* [Brief]: Please reproduce the entries below exactly, starting at the first line and ending with the line that holds "Lattice parameters: a".

* [Data]:
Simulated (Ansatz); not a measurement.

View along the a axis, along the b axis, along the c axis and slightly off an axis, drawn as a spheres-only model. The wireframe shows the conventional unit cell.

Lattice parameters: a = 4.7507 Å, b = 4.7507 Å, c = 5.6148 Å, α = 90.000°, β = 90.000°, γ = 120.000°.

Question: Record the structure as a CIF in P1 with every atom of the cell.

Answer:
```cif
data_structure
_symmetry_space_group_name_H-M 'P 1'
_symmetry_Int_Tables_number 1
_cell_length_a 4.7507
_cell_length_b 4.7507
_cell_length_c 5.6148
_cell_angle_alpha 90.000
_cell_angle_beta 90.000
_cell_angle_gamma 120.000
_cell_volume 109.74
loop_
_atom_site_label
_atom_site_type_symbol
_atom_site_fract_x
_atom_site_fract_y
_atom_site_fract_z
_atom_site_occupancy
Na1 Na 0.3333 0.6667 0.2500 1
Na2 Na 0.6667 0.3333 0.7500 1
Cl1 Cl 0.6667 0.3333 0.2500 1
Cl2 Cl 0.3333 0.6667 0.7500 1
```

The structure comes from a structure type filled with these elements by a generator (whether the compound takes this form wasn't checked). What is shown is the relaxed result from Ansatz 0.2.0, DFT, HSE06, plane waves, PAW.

* [Reply]:
Simulated (Ansatz); not a measurement.

View along the a axis, along the b axis, along the c axis and slightly off an axis, drawn as a spheres-only model. The wireframe shows the conventional unit cell.

Lattice parameters: a = 4.7507 Å, b = 4.7507 Å, c = 5.6148 Å, α = 90.000°, β = 90.000°, γ = 120.000°.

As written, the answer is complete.